_ _ _ _ _
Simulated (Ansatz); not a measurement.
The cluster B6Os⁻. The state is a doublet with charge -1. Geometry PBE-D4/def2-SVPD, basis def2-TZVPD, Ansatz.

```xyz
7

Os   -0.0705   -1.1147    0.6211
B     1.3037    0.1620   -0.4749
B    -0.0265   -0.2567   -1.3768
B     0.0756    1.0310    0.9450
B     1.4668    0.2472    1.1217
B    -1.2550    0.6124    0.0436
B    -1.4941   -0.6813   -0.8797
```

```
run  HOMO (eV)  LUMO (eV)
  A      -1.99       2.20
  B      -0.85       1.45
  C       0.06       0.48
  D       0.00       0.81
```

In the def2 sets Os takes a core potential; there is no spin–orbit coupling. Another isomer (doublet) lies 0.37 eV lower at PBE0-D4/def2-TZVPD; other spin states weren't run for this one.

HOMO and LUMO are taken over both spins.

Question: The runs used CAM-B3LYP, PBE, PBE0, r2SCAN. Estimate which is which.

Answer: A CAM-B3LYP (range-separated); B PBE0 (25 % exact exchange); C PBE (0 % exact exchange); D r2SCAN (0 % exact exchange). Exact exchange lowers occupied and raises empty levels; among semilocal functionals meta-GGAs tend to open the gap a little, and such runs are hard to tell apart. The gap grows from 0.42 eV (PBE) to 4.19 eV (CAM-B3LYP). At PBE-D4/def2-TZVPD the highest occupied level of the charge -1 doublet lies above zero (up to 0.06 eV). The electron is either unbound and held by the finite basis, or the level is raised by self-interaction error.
_ _ _ _ _

**BRIEF**
What you give back must match the material exactly, beginning with its first line and ending with the line holding "HOMO and LUMO are taken over both spins.".

**EXPECTED ANSWER**
Simulated (Ansatz); not a measurement.
The cluster B6Os⁻. The state is a doublet with charge -1. Geometry PBE-D4/def2-SVPD, basis def2-TZVPD, Ansatz.

```xyz
7

Os   -0.0705   -1.1147    0.6211
B     1.3037    0.1620   -0.4749
B    -0.0265   -0.2567   -1.3768
B     0.0756    1.0310    0.9450
B     1.4668    0.2472    1.1217
B    -1.2550    0.6124    0.0436
B    -1.4941   -0.6813   -0.8797
```

```
run  HOMO (eV)  LUMO (eV)
  A      -1.99       2.20
  B      -0.85       1.45
  C       0.06       0.48
  D       0.00       0.81
```

In the def2 sets Os takes a core potential; there is no spin–orbit coupling. Another isomer (doublet) lies 0.37 eV lower at PBE0-D4/def2-TZVPD; other spin states weren't run for this one.

HOMO and LUMO are taken over both spins.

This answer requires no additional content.